*** DATASET EXCERPTS ***

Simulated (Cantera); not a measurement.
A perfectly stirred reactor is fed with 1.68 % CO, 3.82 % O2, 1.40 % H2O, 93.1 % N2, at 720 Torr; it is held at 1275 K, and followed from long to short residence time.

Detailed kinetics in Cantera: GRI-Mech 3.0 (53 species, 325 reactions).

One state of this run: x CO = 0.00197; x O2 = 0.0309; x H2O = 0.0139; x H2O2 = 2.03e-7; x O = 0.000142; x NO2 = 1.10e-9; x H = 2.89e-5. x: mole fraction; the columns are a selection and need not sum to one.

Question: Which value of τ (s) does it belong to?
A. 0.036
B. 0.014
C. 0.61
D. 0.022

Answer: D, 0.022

*** End of DATASET EXCERPTS ***

▸ TASK ITEM
Type out every record above once more, exactly.

▸ PROBLEM SOLUTION
Simulated (Cantera); not a measurement.
A perfectly stirred reactor is fed with 1.68 % CO, 3.82 % O2, 1.40 % H2O, 93.1 % N2, at 720 Torr; it is held at 1275 K, and followed from long to short residence time.

Detailed kinetics in Cantera: GRI-Mech 3.0 (53 species, 325 reactions).

One state of this run: x CO = 0.00197; x O2 = 0.0309; x H2O = 0.0139; x H2O2 = 2.03e-7; x O = 0.000142; x NO2 = 1.10e-9; x H = 2.89e-5. x: mole fraction; the columns are a selection and need not sum to one.

Question: Which value of τ (s) does it belong to?
A. 0.036
B. 0.014
C. 0.61
D. 0.022

Answer: D, 0.022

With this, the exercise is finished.